**DATA FOR ANALYSIS:**
# # # # #

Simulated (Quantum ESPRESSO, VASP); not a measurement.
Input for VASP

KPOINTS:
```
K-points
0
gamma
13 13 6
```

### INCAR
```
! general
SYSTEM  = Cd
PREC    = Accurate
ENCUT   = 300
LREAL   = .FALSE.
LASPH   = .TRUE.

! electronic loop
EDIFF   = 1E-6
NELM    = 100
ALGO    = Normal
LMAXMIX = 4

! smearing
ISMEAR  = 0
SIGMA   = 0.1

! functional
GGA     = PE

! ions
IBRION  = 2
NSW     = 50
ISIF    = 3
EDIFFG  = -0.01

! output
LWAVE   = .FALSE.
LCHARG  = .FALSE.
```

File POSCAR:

# # # # #

Would you please copy every line of the data exactly?

**WRITTEN ANSWER:**
Simulated (Quantum ESPRESSO, VASP); not a measurement.
Input for VASP

KPOINTS:
```
K-points
0
gamma
13 13 6
```

### INCAR
```
! general
SYSTEM  = Cd
PREC    = Accurate
ENCUT   = 300
LREAL   = .FALSE.
LASPH   = .TRUE.

! electronic loop
EDIFF   = 1E-6
NELM    = 100
ALGO    = Normal
LMAXMIX = 4

! smearing
ISMEAR  = 0
SIGMA   = 0.1

! functional
GGA     = PE

! ions
IBRION  = 2
NSW     = 50
ISIF    = 3
EDIFFG  = -0.01

! output
LWAVE   = .FALSE.
LCHARG  = .FALSE.
```

File POSCAR:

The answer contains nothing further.